## Assigned task
Set down, exactly, every line from the top of the listing through the one holding "B. V/V₀ = 0.960".

[Records provided]

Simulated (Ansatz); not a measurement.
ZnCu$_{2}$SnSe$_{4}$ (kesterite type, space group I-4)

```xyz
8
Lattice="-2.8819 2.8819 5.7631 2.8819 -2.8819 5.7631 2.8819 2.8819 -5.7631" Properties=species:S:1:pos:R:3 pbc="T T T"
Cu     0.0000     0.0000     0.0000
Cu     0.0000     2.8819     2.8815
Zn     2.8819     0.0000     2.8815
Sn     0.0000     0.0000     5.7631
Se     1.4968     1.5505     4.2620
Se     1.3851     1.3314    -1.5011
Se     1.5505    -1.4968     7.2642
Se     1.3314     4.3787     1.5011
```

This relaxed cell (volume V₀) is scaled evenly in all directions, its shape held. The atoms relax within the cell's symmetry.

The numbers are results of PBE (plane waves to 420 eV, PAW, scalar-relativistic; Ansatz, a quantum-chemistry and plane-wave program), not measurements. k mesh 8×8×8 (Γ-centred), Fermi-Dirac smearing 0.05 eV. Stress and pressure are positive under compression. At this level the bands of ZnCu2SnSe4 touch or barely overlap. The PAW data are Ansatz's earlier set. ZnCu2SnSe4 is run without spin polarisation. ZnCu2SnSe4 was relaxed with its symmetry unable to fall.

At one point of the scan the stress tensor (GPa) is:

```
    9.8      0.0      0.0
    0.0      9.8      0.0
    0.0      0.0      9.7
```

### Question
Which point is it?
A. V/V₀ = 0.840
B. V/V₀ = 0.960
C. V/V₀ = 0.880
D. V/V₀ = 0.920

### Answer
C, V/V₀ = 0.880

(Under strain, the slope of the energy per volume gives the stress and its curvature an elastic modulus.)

[/Records provided]

## Task solution
Simulated (Ansatz); not a measurement.
ZnCu$_{2}$SnSe$_{4}$ (kesterite type, space group I-4)

```xyz
8
Lattice="-2.8819 2.8819 5.7631 2.8819 -2.8819 5.7631 2.8819 2.8819 -5.7631" Properties=species:S:1:pos:R:3 pbc="T T T"
Cu     0.0000     0.0000     0.0000
Cu     0.0000     2.8819     2.8815
Zn     2.8819     0.0000     2.8815
Sn     0.0000     0.0000     5.7631
Se     1.4968     1.5505     4.2620
Se     1.3851     1.3314    -1.5011
Se     1.5505    -1.4968     7.2642
Se     1.3314     4.3787     1.5011
```

This relaxed cell (volume V₀) is scaled evenly in all directions, its shape held. The atoms relax within the cell's symmetry.

The numbers are results of PBE (plane waves to 420 eV, PAW, scalar-relativistic; Ansatz, a quantum-chemistry and plane-wave program), not measurements. k mesh 8×8×8 (Γ-centred), Fermi-Dirac smearing 0.05 eV. Stress and pressure are positive under compression. At this level the bands of ZnCu2SnSe4 touch or barely overlap. The PAW data are Ansatz's earlier set. ZnCu2SnSe4 is run without spin polarisation. ZnCu2SnSe4 was relaxed with its symmetry unable to fall.

At one point of the scan the stress tensor (GPa) is:

```
    9.8      0.0      0.0
    0.0      9.8      0.0
    0.0      0.0      9.7
```

### Question
Which point is it?
A. V/V₀ = 0.840
B. V/V₀ = 0.960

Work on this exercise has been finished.